Recorded data:
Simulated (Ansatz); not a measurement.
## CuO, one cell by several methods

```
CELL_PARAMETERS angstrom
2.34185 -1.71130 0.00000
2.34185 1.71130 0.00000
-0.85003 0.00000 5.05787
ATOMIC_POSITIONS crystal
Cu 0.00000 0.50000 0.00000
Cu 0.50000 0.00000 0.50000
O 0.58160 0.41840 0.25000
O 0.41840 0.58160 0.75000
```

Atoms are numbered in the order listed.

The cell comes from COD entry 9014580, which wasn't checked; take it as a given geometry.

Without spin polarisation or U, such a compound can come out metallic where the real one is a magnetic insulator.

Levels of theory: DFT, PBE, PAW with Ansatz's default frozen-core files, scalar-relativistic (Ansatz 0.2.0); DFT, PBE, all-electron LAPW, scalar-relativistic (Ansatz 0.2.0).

Work request: Transcribe only the lines from the beginning of the entries to the line with "Without spin polarisation", inclusive, exactly as written.

Answer space:
Simulated (Ansatz); not a measurement.
## CuO, one cell by several methods

```
CELL_PARAMETERS angstrom
2.34185 -1.71130 0.00000
2.34185 1.71130 0.00000
-0.85003 0.00000 5.05787
ATOMIC_POSITIONS crystal
Cu 0.00000 0.50000 0.00000
Cu 0.50000 0.00000 0.50000
O 0.58160 0.41840 0.25000
O 0.41840 0.58160 0.75000
```

Atoms are numbered in the order listed.

The cell comes from COD entry 9014580, which wasn't checked; take it as a given geometry.

Without spin polarisation or U, such a compound can come out metallic where the real one is a magnetic insulator.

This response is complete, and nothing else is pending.